══ EXERCISE DATA ══

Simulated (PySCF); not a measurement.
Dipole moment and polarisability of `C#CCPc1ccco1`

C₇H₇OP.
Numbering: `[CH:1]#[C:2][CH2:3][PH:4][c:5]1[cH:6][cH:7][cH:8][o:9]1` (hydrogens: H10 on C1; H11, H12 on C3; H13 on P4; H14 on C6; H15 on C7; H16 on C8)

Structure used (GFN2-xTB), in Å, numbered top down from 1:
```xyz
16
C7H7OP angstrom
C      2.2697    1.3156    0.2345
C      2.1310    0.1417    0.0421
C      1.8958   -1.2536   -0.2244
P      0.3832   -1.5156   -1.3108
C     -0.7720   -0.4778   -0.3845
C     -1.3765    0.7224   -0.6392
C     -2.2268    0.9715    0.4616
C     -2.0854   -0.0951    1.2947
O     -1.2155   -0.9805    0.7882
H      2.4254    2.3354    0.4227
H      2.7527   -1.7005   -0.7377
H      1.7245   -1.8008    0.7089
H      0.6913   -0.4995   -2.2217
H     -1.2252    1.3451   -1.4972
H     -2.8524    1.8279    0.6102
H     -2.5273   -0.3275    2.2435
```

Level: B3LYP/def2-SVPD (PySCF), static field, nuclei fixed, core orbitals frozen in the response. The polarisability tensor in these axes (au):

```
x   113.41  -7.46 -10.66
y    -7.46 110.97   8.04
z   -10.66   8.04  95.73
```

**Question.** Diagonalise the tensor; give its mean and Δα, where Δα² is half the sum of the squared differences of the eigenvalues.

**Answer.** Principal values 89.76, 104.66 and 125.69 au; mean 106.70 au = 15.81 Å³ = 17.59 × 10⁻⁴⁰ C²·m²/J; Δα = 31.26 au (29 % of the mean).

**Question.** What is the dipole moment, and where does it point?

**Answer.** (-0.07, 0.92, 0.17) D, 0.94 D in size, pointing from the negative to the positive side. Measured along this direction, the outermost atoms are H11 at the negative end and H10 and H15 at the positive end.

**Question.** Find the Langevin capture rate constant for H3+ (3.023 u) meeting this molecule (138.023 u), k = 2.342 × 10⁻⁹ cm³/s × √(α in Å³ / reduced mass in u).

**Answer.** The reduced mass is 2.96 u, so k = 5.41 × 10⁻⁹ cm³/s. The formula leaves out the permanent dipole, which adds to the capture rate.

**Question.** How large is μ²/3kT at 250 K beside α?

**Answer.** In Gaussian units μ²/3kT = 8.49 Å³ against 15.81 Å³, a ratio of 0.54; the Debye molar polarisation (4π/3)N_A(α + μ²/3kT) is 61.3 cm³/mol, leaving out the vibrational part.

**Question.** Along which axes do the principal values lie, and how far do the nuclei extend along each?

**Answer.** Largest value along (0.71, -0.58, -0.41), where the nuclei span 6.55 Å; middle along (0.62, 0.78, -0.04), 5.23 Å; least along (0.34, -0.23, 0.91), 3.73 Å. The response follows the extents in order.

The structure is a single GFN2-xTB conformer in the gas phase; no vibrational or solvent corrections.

═══

● **BRIEF**:
Your answer must be the lines above, unchanged, from the first one through the line that holds "does it point?", inclusive, and no others.

● **EXPECTED ANSWER**:
Simulated (PySCF); not a measurement.
Dipole moment and polarisability of `C#CCPc1ccco1`

C₇H₇OP.
Numbering: `[CH:1]#[C:2][CH2:3][PH:4][c:5]1[cH:6][cH:7][cH:8][o:9]1` (hydrogens: H10 on C1; H11, H12 on C3; H13 on P4; H14 on C6; H15 on C7; H16 on C8)

Structure used (GFN2-xTB), in Å, numbered top down from 1:
```xyz
16
C7H7OP angstrom
C      2.2697    1.3156    0.2345
C      2.1310    0.1417    0.0421
C      1.8958   -1.2536   -0.2244
P      0.3832   -1.5156   -1.3108
C     -0.7720   -0.4778   -0.3845
C     -1.3765    0.7224   -0.6392
C     -2.2268    0.9715    0.4616
C     -2.0854   -0.0951    1.2947
O     -1.2155   -0.9805    0.7882
H      2.4254    2.3354    0.4227
H      2.7527   -1.7005   -0.7377
H      1.7245   -1.8008    0.7089
H      0.6913   -0.4995   -2.2217
H     -1.2252    1.3451   -1.4972
H     -2.8524    1.8279    0.6102
H     -2.5273   -0.3275    2.2435
```

Level: B3LYP/def2-SVPD (PySCF), static field, nuclei fixed, core orbitals frozen in the response. The polarisability tensor in these axes (au):

```
x   113.41  -7.46 -10.66
y    -7.46 110.97   8.04
z   -10.66   8.04  95.73
```

**Question.** Diagonalise the tensor; give its mean and Δα, where Δα² is half the sum of the squared differences of the eigenvalues.

**Answer.** Principal values 89.76, 104.66 and 125.69 au; mean 106.70 au = 15.81 Å³ = 17.59 × 10⁻⁴⁰ C²·m²/J; Δα = 31.26 au (29 % of the mean).

**Question.** What is the dipole moment, and where does it point?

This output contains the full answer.